- _Exercise_
A word-for-word transcription of the data below is required.

- _Given entries_
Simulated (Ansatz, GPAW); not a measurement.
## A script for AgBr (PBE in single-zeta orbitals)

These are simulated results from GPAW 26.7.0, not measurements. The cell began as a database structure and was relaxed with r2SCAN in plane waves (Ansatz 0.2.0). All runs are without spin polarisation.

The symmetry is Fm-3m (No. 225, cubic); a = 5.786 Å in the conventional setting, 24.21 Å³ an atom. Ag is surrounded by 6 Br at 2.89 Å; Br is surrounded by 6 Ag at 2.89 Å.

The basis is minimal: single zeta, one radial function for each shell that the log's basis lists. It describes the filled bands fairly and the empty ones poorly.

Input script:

- _Your response_
Simulated (Ansatz, GPAW); not a measurement.
## A script for AgBr (PBE in single-zeta orbitals)

These are simulated results from GPAW 26.7.0, not measurements. The cell began as a database structure and was relaxed with r2SCAN in plane waves (Ansatz 0.2.0). All runs are without spin polarisation.

The symmetry is Fm-3m (No. 225, cubic); a = 5.786 Å in the conventional setting, 24.21 Å³ an atom. Ag is surrounded by 6 Br at 2.89 Å; Br is surrounded by 6 Ag at 2.89 Å.

The basis is minimal: single zeta, one radial function for each shell that the log's basis lists. It describes the filled bands fairly and the empty ones poorly.

Input script:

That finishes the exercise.